>>>
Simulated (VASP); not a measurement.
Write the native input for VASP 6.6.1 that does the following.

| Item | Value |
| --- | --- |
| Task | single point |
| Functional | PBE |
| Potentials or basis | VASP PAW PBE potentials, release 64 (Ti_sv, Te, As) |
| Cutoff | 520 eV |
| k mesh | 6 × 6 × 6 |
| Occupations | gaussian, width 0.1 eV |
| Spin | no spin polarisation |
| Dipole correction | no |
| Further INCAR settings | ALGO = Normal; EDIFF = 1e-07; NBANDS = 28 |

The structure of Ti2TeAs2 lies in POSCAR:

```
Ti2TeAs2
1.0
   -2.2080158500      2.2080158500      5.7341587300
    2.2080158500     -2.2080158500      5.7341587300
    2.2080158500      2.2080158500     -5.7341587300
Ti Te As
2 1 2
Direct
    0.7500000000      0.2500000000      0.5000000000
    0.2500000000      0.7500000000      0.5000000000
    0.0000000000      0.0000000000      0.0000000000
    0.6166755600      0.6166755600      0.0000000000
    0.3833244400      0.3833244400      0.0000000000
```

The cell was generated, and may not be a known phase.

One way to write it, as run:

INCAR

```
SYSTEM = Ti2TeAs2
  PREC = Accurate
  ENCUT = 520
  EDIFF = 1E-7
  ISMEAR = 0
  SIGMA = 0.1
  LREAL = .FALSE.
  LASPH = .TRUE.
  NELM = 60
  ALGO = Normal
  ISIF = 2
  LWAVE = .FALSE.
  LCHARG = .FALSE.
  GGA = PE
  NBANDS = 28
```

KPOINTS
<<<

Please output every record exactly as it appears.

#### Worked solution:
Simulated (VASP); not a measurement.
Write the native input for VASP 6.6.1 that does the following.

| Item | Value |
| --- | --- |
| Task | single point |
| Functional | PBE |
| Potentials or basis | VASP PAW PBE potentials, release 64 (Ti_sv, Te, As) |
| Cutoff | 520 eV |
| k mesh | 6 × 6 × 6 |
| Occupations | gaussian, width 0.1 eV |
| Spin | no spin polarisation |
| Dipole correction | no |
| Further INCAR settings | ALGO = Normal; EDIFF = 1e-07; NBANDS = 28 |

The structure of Ti2TeAs2 lies in POSCAR:

```
Ti2TeAs2
1.0
   -2.2080158500      2.2080158500      5.7341587300
    2.2080158500     -2.2080158500      5.7341587300
    2.2080158500      2.2080158500     -5.7341587300
Ti Te As
2 1 2
Direct
    0.7500000000      0.2500000000      0.5000000000
    0.2500000000      0.7500000000      0.5000000000
    0.0000000000      0.0000000000      0.0000000000
    0.6166755600      0.6166755600      0.0000000000
    0.3833244400      0.3833244400      0.0000000000
```

The cell was generated, and may not be a known phase.

One way to write it, as run:

INCAR

```
SYSTEM = Ti2TeAs2
  PREC = Accurate
  ENCUT = 520
  EDIFF = 1E-7
  ISMEAR = 0
  SIGMA = 0.1
  LREAL = .FALSE.
  LASPH = .TRUE.
  NELM = 60
  ALGO = Normal
  ISIF = 2
  LWAVE = .FALSE.
  LCHARG = .FALSE.
  GGA = PE
  NBANDS = 28
```

KPOINTS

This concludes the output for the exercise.